= = = = =
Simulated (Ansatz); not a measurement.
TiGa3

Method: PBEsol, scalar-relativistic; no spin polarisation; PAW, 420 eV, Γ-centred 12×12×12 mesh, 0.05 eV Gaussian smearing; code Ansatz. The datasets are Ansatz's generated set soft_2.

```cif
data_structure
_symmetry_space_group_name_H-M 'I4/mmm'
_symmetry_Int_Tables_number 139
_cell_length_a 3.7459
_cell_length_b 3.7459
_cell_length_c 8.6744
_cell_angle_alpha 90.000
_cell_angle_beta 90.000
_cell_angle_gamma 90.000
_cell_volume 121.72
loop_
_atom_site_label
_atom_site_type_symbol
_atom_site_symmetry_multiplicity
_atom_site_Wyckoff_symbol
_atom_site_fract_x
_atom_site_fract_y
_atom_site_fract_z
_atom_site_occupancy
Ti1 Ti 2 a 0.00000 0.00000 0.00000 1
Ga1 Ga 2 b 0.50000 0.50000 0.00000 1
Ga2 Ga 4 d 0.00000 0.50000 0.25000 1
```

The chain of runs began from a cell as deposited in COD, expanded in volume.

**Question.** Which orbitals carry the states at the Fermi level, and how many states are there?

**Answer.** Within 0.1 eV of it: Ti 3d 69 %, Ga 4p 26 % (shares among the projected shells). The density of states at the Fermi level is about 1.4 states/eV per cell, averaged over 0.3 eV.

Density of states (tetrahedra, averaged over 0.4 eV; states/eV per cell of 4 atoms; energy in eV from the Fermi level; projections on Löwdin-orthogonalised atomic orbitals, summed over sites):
= = = = =

Assignment
Everything in the listing should be written out again exactly.

Exercise output
Simulated (Ansatz); not a measurement.
TiGa3

Method: PBEsol, scalar-relativistic; no spin polarisation; PAW, 420 eV, Γ-centred 12×12×12 mesh, 0.05 eV Gaussian smearing; code Ansatz. The datasets are Ansatz's generated set soft_2.

```cif
data_structure
_symmetry_space_group_name_H-M 'I4/mmm'
_symmetry_Int_Tables_number 139
_cell_length_a 3.7459
_cell_length_b 3.7459
_cell_length_c 8.6744
_cell_angle_alpha 90.000
_cell_angle_beta 90.000
_cell_angle_gamma 90.000
_cell_volume 121.72
loop_
_atom_site_label
_atom_site_type_symbol
_atom_site_symmetry_multiplicity
_atom_site_Wyckoff_symbol
_atom_site_fract_x
_atom_site_fract_y
_atom_site_fract_z
_atom_site_occupancy
Ti1 Ti 2 a 0.00000 0.00000 0.00000 1
Ga1 Ga 2 b 0.50000 0.50000 0.00000 1
Ga2 Ga 4 d 0.00000 0.50000 0.25000 1
```

The chain of runs began from a cell as deposited in COD, expanded in volume.

**Question.** Which orbitals carry the states at the Fermi level, and how many states are there?

**Answer.** Within 0.1 eV of it: Ti 3d 69 %, Ga 4p 26 % (shares among the projected shells). The density of states at the Fermi level is about 1.4 states/eV per cell, averaged over 0.3 eV.

Density of states (tetrahedra, averaged over 0.4 eV; states/eV per cell of 4 atoms; energy in eV from the Fermi level; projections on Löwdin-orthogonalised atomic orbitals, summed over sites):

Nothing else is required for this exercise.